* **Work order**
Each line from the first down to the one containing "[radical] (charge +1)." should be returned exactly as it appears below.

● ● ● ● ●
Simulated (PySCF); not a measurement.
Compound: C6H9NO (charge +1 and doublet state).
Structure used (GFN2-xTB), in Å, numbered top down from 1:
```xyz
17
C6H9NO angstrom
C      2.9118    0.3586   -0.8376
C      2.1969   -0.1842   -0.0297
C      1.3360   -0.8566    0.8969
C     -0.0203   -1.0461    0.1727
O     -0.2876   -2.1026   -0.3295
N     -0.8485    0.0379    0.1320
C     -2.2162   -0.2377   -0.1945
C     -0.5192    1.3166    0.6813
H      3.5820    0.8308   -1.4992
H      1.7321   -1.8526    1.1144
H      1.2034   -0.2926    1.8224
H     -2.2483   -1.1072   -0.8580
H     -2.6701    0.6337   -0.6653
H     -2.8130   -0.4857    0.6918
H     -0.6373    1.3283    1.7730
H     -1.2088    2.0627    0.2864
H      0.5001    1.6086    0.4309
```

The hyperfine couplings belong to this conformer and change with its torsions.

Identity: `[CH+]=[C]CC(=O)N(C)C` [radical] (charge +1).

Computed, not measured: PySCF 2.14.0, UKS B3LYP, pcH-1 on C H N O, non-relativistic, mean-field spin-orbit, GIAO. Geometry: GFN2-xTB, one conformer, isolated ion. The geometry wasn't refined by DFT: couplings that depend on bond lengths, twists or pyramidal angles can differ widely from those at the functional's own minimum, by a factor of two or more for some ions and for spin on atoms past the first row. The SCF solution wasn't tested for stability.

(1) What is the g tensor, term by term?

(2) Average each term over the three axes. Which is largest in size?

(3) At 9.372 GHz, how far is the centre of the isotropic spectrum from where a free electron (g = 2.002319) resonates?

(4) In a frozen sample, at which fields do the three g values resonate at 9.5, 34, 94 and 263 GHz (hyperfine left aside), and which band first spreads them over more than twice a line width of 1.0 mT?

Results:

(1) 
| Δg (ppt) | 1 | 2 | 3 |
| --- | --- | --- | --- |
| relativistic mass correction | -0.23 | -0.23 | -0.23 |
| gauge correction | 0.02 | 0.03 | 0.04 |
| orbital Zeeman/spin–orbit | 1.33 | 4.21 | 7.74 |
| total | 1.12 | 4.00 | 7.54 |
● ● ● ● ●

* **Problem solution**
Simulated (PySCF); not a measurement.
Compound: C6H9NO (charge +1 and doublet state).
Structure used (GFN2-xTB), in Å, numbered top down from 1:
```xyz
17
C6H9NO angstrom
C      2.9118    0.3586   -0.8376
C      2.1969   -0.1842   -0.0297
C      1.3360   -0.8566    0.8969
C     -0.0203   -1.0461    0.1727
O     -0.2876   -2.1026   -0.3295
N     -0.8485    0.0379    0.1320
C     -2.2162   -0.2377   -0.1945
C     -0.5192    1.3166    0.6813
H      3.5820    0.8308   -1.4992
H      1.7321   -1.8526    1.1144
H      1.2034   -0.2926    1.8224
H     -2.2483   -1.1072   -0.8580
H     -2.6701    0.6337   -0.6653
H     -2.8130   -0.4857    0.6918
H     -0.6373    1.3283    1.7730
H     -1.2088    2.0627    0.2864
H      0.5001    1.6086    0.4309
```

The hyperfine couplings belong to this conformer and change with its torsions.

Identity: `[CH+]=[C]CC(=O)N(C)C` [radical] (charge +1).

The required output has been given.